#### DATASET RECORDS ####
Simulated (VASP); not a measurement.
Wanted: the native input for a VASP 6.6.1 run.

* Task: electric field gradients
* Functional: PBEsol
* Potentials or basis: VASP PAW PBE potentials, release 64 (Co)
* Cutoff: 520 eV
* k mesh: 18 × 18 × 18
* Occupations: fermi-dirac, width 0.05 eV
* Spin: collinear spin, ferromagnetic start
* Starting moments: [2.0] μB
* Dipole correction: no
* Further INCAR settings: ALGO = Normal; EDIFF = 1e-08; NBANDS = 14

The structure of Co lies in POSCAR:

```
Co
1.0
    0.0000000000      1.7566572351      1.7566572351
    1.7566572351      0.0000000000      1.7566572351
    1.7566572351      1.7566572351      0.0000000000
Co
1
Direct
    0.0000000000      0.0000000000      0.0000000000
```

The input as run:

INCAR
####

Starting at the first line and ending at the last, retype the entries above.

Simulated (VASP); not a measurement.
Wanted: the native input for a VASP 6.6.1 run.

* Task: electric field gradients
* Functional: PBEsol
* Potentials or basis: VASP PAW PBE potentials, release 64 (Co)
* Cutoff: 520 eV
* k mesh: 18 × 18 × 18
* Occupations: fermi-dirac, width 0.05 eV
* Spin: collinear spin, ferromagnetic start
* Starting moments: [2.0] μB
* Dipole correction: no
* Further INCAR settings: ALGO = Normal; EDIFF = 1e-08; NBANDS = 14

The structure of Co lies in POSCAR:

```
Co
1.0
    0.0000000000      1.7566572351      1.7566572351
    1.7566572351      0.0000000000      1.7566572351
    1.7566572351      1.7566572351      0.0000000000
Co
1
Direct
    0.0000000000      0.0000000000      0.0000000000
```

The input as run:

INCAR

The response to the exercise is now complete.